> _Data section_
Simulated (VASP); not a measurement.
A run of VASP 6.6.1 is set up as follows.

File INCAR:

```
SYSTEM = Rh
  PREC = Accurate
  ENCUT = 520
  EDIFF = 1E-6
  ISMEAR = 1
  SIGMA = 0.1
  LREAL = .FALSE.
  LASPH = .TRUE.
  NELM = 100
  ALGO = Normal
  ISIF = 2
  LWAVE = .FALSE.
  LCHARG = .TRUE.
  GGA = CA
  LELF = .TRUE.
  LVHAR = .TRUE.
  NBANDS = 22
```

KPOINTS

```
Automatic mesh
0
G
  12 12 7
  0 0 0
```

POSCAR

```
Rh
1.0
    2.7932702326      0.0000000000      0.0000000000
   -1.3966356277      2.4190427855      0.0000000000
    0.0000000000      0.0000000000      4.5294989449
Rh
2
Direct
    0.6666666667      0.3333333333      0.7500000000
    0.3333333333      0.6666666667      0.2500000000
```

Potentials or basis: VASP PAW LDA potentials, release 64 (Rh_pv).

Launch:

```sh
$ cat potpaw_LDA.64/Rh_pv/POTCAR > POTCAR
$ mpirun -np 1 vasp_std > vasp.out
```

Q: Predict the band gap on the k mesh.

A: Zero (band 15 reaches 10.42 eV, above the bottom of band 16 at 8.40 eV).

> _Brief_
Please give back all of the material above exactly as it was written.

> _Task result_
Simulated (VASP); not a measurement.
A run of VASP 6.6.1 is set up as follows.

File INCAR:

```
SYSTEM = Rh
  PREC = Accurate
  ENCUT = 520
  EDIFF = 1E-6
  ISMEAR = 1
  SIGMA = 0.1
  LREAL = .FALSE.
  LASPH = .TRUE.
  NELM = 100
  ALGO = Normal
  ISIF = 2
  LWAVE = .FALSE.
  LCHARG = .TRUE.
  GGA = CA
  LELF = .TRUE.
  LVHAR = .TRUE.
  NBANDS = 22
```

KPOINTS

```
Automatic mesh
0
G
  12 12 7
  0 0 0
```

POSCAR

```
Rh
1.0
    2.7932702326      0.0000000000      0.0000000000
   -1.3966356277      2.4190427855      0.0000000000
    0.0000000000      0.0000000000      4.5294989449
Rh
2
Direct
    0.6666666667      0.3333333333      0.7500000000
    0.3333333333      0.6666666667      0.2500000000
```

Potentials or basis: VASP PAW LDA potentials, release 64 (Rh_pv).

Launch:

```sh
$ cat potpaw_LDA.64/Rh_pv/POTCAR > POTCAR
$ mpirun -np 1 vasp_std > vasp.out
```

Q: Predict the band gap on the k mesh.

A: Zero (band 15 reaches 10.42 eV, above the bottom of band 16 at 8.40 eV).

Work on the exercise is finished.